#### [Assigned task]
Only the lines from the beginning of the data below through the line containing "## (1) Set-up" belong in the response, each copied exactly.

______________________________

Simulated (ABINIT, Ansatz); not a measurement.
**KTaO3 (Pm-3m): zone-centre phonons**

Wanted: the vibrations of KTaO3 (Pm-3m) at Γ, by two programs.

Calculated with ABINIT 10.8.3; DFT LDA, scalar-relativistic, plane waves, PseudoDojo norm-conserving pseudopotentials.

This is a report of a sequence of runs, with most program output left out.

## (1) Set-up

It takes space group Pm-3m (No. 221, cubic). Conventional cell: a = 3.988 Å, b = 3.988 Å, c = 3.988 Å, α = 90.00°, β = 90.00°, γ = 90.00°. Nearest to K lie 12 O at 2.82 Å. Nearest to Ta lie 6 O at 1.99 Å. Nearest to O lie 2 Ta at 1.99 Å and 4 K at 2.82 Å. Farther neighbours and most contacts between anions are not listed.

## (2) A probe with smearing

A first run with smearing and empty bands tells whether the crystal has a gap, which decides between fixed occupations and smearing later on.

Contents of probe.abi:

______________________________

#### [Written response]
Simulated (ABINIT, Ansatz); not a measurement.
**KTaO3 (Pm-3m): zone-centre phonons**

Wanted: the vibrations of KTaO3 (Pm-3m) at Γ, by two programs.

Calculated with ABINIT 10.8.3; DFT LDA, scalar-relativistic, plane waves, PseudoDojo norm-conserving pseudopotentials.

This is a report of a sequence of runs, with most program output left out.

## (1) Set-up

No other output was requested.